○ ○ ○ ○ ○
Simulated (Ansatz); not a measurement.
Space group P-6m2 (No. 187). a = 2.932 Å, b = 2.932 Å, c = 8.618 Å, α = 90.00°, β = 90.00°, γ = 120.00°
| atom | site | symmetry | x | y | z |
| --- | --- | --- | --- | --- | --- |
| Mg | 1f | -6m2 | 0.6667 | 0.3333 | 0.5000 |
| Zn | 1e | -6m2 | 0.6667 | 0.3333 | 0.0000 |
○ ○ ○ ○ ○

All entries must be given again exactly.

Simulated (Ansatz); not a measurement.
Space group P-6m2 (No. 187). a = 2.932 Å, b = 2.932 Å, c = 8.618 Å, α = 90.00°, β = 90.00°, γ = 120.00°
| atom | site | symmetry | x | y | z |
| --- | --- | --- | --- | --- | --- |
| Mg | 1f | -6m2 | 0.6667 | 0.3333 | 0.5000 |
| Zn | 1e | -6m2 | 0.6667 | 0.3333 | 0.0000 |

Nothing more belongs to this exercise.